### Brief
Print the listing exactly, but only as far as the line containing "mesh | 6 × 6 × 6 |". The first line and that line are both included.

[Raw data — start]

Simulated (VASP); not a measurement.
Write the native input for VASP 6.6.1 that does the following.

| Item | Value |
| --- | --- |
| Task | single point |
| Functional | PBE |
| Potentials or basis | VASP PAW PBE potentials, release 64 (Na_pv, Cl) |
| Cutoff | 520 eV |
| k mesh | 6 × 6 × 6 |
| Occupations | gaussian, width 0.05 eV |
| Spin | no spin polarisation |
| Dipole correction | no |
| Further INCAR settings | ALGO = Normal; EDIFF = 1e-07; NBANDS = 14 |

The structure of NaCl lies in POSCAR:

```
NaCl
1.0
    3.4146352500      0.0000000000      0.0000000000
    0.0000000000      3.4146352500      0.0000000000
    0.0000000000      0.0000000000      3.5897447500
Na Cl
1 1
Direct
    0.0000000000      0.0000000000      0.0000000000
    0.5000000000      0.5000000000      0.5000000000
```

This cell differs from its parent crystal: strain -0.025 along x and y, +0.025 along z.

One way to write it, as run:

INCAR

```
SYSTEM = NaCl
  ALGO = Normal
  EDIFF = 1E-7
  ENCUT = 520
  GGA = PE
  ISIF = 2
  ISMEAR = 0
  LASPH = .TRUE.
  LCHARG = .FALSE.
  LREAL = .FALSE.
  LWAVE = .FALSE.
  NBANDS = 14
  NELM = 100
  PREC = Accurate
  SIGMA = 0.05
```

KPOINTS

[Raw data — finish]

### Your response
Simulated (VASP); not a measurement.
Write the native input for VASP 6.6.1 that does the following.

| Item | Value |
| --- | --- |
| Task | single point |
| Functional | PBE |
| Potentials or basis | VASP PAW PBE potentials, release 64 (Na_pv, Cl) |
| Cutoff | 520 eV |
| k mesh | 6 × 6 × 6 |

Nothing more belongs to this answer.